### Work item:
Beginning at the top of the data below, write out every line exactly until you reach the line with "mark near contacts.*", and include that line.

Segment Start: Material provided
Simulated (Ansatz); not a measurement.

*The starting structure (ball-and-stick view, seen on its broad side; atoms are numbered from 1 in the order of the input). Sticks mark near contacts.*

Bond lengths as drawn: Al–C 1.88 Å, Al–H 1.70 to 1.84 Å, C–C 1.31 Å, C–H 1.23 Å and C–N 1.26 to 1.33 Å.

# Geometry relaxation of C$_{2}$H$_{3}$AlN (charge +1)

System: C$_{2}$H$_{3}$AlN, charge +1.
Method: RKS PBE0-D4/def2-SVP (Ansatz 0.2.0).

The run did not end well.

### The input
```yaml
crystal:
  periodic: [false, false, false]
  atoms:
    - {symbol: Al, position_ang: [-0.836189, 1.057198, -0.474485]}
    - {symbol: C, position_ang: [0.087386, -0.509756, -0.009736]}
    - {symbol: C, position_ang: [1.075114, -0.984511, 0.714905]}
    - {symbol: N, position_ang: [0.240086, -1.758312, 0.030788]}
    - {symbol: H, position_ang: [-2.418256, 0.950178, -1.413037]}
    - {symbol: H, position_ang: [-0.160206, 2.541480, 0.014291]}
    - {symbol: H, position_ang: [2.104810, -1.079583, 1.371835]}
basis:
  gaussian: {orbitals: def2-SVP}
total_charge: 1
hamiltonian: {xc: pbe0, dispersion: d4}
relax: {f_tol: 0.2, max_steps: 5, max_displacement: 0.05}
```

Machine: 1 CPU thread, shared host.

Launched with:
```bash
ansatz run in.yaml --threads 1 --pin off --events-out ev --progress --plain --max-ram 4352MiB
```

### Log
Segment End: Material provided

### Response area:
Simulated (Ansatz); not a measurement.

*The starting structure (ball-and-stick view, seen on its broad side; atoms are numbered from 1 in the order of the input). Sticks mark near contacts.*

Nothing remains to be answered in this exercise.